Start of SOURCE DATA
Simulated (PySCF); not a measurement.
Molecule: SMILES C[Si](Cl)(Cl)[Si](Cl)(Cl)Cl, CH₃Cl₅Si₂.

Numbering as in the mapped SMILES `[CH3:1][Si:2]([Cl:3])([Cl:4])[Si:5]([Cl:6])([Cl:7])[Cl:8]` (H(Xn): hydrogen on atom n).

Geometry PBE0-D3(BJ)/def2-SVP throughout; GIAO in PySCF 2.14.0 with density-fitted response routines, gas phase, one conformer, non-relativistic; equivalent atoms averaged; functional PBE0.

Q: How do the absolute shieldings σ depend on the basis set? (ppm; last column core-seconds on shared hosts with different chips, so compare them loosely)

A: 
End of SOURCE DATA

§ **REQUIREMENT**:
Write out the records in full, exactly as they appear above.

§ **WORKED SOLUTION**:
Simulated (PySCF); not a measurement.
Molecule: SMILES C[Si](Cl)(Cl)[Si](Cl)(Cl)Cl, CH₃Cl₅Si₂.

Numbering as in the mapped SMILES `[CH3:1][Si:2]([Cl:3])([Cl:4])[Si:5]([Cl:6])([Cl:7])[Cl:8]` (H(Xn): hydrogen on atom n).

Geometry PBE0-D3(BJ)/def2-SVP throughout; GIAO in PySCF 2.14.0 with density-fitted response routines, gas phase, one conformer, non-relativistic; equivalent atoms averaged; functional PBE0.

Q: How do the absolute shieldings σ depend on the basis set? (ppm; last column core-seconds on shared hosts with different chips, so compare them loosely)

A: 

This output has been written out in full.